→ **Activity**
Return each line of the material below exactly. Begin at the first and end on the line with "POTCAR, in this".

→ **Input data**
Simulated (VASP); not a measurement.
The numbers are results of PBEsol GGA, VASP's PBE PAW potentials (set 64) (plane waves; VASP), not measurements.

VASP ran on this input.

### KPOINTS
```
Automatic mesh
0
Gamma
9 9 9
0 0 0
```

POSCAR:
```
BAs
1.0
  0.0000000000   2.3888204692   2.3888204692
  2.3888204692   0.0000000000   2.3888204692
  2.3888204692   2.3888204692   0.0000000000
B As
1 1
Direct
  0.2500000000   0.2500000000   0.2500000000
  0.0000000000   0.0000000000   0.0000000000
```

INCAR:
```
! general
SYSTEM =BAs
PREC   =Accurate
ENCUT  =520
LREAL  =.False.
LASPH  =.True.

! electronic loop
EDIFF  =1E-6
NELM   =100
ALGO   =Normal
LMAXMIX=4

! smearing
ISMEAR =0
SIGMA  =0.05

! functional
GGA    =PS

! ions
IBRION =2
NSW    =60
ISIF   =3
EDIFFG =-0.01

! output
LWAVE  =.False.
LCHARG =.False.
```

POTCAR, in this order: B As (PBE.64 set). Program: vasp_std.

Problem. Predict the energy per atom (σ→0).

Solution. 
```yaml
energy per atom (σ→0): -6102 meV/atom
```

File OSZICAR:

→ **Your solution**
Simulated (VASP); not a measurement.
The numbers are results of PBEsol GGA, VASP's PBE PAW potentials (set 64) (plane waves; VASP), not measurements.

VASP ran on this input.

### KPOINTS
```
Automatic mesh
0
Gamma
9 9 9
0 0 0
```

POSCAR:
```
BAs
1.0
  0.0000000000   2.3888204692   2.3888204692
  2.3888204692   0.0000000000   2.3888204692
  2.3888204692   2.3888204692   0.0000000000
B As
1 1
Direct
  0.2500000000   0.2500000000   0.2500000000
  0.0000000000   0.0000000000   0.0000000000
```

INCAR:
```
! general
SYSTEM =BAs
PREC   =Accurate
ENCUT  =520
LREAL  =.False.
LASPH  =.True.

! electronic loop
EDIFF  =1E-6
NELM   =100
ALGO   =Normal
LMAXMIX=4

! smearing
ISMEAR =0
SIGMA  =0.05

! functional
GGA    =PS

! ions
IBRION =2
NSW    =60
ISIF   =3
EDIFFG =-0.01

! output
LWAVE  =.False.
LCHARG =.False.
```

POTCAR, in this order: B As (PBE.64 set). Program: vasp_std.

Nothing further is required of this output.